## ACTIVITY
Reproduce the data word for word, keeping every line complete.

**** ENTRIES SHOWN ****
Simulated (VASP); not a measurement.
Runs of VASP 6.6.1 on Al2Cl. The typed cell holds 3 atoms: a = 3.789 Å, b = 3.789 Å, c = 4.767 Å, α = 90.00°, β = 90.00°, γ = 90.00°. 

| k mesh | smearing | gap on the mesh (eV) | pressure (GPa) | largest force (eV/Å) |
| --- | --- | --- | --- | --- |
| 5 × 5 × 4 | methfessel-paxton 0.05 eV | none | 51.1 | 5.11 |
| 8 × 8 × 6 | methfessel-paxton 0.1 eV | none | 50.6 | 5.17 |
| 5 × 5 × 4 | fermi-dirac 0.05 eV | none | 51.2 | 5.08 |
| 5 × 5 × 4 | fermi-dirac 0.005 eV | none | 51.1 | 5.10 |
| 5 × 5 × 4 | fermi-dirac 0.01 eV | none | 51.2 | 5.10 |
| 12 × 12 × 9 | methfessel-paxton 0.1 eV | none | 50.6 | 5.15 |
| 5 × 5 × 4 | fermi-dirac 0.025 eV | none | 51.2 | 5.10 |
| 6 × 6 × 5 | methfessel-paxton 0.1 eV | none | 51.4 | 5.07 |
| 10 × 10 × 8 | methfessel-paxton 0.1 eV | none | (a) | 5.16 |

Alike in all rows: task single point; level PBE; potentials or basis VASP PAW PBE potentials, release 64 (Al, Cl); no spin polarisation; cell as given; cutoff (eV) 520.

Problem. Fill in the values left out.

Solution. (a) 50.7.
****

## ANSWER SPACE
Simulated (VASP); not a measurement.
Runs of VASP 6.6.1 on Al2Cl. The typed cell holds 3 atoms: a = 3.789 Å, b = 3.789 Å, c = 4.767 Å, α = 90.00°, β = 90.00°, γ = 90.00°. 

| k mesh | smearing | gap on the mesh (eV) | pressure (GPa) | largest force (eV/Å) |
| --- | --- | --- | --- | --- |
| 5 × 5 × 4 | methfessel-paxton 0.05 eV | none | 51.1 | 5.11 |
| 8 × 8 × 6 | methfessel-paxton 0.1 eV | none | 50.6 | 5.17 |
| 5 × 5 × 4 | fermi-dirac 0.05 eV | none | 51.2 | 5.08 |
| 5 × 5 × 4 | fermi-dirac 0.005 eV | none | 51.1 | 5.10 |
| 5 × 5 × 4 | fermi-dirac 0.01 eV | none | 51.2 | 5.10 |
| 12 × 12 × 9 | methfessel-paxton 0.1 eV | none | 50.6 | 5.15 |
| 5 × 5 × 4 | fermi-dirac 0.025 eV | none | 51.2 | 5.10 |
| 6 × 6 × 5 | methfessel-paxton 0.1 eV | none | 51.4 | 5.07 |
| 10 × 10 × 8 | methfessel-paxton 0.1 eV | none | (a) | 5.16 |

Alike in all rows: task single point; level PBE; potentials or basis VASP PAW PBE potentials, release 64 (Al, Cl); no spin polarisation; cell as given; cutoff (eV) 520.

Problem. Fill in the values left out.

Solution. (a) 50.7.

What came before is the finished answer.